### ASSIGNED TASK
Set down all the data again. Change nothing.

-- Opening Marker --

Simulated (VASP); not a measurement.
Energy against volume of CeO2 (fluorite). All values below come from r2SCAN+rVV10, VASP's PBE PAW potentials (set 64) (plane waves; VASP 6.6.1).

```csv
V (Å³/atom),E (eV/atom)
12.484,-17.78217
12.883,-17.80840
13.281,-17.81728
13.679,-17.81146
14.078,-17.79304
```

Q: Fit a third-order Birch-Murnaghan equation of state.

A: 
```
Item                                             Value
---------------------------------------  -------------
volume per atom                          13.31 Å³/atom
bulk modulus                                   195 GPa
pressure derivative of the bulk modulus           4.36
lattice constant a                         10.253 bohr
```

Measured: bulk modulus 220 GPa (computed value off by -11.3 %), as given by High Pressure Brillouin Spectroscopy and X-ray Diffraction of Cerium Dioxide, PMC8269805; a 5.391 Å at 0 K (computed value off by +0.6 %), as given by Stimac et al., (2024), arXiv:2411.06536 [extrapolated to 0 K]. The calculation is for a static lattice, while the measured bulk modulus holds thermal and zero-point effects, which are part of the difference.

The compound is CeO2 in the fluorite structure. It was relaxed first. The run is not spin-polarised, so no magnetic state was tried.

-- Closing Marker --

### RESPONSE BOX
Simulated (VASP); not a measurement.
Energy against volume of CeO2 (fluorite). All values below come from r2SCAN+rVV10, VASP's PBE PAW potentials (set 64) (plane waves; VASP 6.6.1).

```csv
V (Å³/atom),E (eV/atom)
12.484,-17.78217
12.883,-17.80840
13.281,-17.81728
13.679,-17.81146
14.078,-17.79304
```

Q: Fit a third-order Birch-Murnaghan equation of state.

A: 
```
Item                                             Value
---------------------------------------  -------------
volume per atom                          13.31 Å³/atom
bulk modulus                                   195 GPa
pressure derivative of the bulk modulus           4.36
lattice constant a                         10.253 bohr
```

Measured: bulk modulus 220 GPa (computed value off by -11.3 %), as given by High Pressure Brillouin Spectroscopy and X-ray Diffraction of Cerium Dioxide, PMC8269805; a 5.391 Å at 0 K (computed value off by +0.6 %), as given by Stimac et al., (2024), arXiv:2411.06536 [extrapolated to 0 K]. The calculation is for a static lattice, while the measured bulk modulus holds thermal and zero-point effects, which are part of the difference.

The compound is CeO2 in the fluorite structure. It was relaxed first. The run is not spin-polarised, so no magnetic state was tried.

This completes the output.